Exactly as they appear below, repeat the lines from the one with "# Dy3C: single point with PBE" through the one with "Run time: 32", and no others.

Dataset:
>>>>>
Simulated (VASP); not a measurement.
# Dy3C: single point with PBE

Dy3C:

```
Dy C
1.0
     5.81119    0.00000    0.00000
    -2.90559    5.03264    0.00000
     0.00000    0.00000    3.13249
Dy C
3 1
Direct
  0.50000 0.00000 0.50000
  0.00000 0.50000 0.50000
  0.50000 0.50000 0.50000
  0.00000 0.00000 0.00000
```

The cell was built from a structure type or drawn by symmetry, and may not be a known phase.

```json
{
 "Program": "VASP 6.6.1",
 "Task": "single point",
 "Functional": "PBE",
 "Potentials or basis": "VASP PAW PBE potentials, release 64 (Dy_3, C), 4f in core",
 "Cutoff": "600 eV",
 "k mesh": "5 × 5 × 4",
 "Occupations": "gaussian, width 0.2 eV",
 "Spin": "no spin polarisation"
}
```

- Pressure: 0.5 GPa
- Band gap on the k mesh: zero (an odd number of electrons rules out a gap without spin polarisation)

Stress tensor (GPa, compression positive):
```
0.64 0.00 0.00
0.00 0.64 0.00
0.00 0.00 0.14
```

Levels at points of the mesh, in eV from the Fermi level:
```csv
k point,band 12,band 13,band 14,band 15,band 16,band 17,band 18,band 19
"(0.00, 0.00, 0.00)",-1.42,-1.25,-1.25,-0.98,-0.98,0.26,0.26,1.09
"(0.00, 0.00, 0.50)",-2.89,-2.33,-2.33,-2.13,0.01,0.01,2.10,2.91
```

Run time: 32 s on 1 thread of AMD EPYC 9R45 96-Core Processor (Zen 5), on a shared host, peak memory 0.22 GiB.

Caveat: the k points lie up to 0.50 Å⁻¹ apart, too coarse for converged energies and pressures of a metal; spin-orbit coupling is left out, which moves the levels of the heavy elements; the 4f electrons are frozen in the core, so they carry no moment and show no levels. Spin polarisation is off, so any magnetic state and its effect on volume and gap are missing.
<<<<<

Reply:
# Dy3C: single point with PBE

Dy3C:

```
Dy C
1.0
     5.81119    0.00000    0.00000
    -2.90559    5.03264    0.00000
     0.00000    0.00000    3.13249
Dy C
3 1
Direct
  0.50000 0.00000 0.50000
  0.00000 0.50000 0.50000
  0.50000 0.50000 0.50000
  0.00000 0.00000 0.00000
```

The cell was built from a structure type or drawn by symmetry, and may not be a known phase.

```json
{
 "Program": "VASP 6.6.1",
 "Task": "single point",
 "Functional": "PBE",
 "Potentials or basis": "VASP PAW PBE potentials, release 64 (Dy_3, C), 4f in core",
 "Cutoff": "600 eV",
 "k mesh": "5 × 5 × 4",
 "Occupations": "gaussian, width 0.2 eV",
 "Spin": "no spin polarisation"
}
```

- Pressure: 0.5 GPa
- Band gap on the k mesh: zero (an odd number of electrons rules out a gap without spin polarisation)

Stress tensor (GPa, compression positive):
```
0.64 0.00 0.00
0.00 0.64 0.00
0.00 0.00 0.14
```

Levels at points of the mesh, in eV from the Fermi level:
```csv
k point,band 12,band 13,band 14,band 15,band 16,band 17,band 18,band 19
"(0.00, 0.00, 0.00)",-1.42,-1.25,-1.25,-0.98,-0.98,0.26,0.26,1.09
"(0.00, 0.00, 0.50)",-2.89,-2.33,-2.33,-2.13,0.01,0.01,2.10,2.91
```

Run time: 32 s on 1 thread of AMD EPYC 9R45 96-Core Processor (Zen 5), on a shared host, peak memory 0.22 GiB.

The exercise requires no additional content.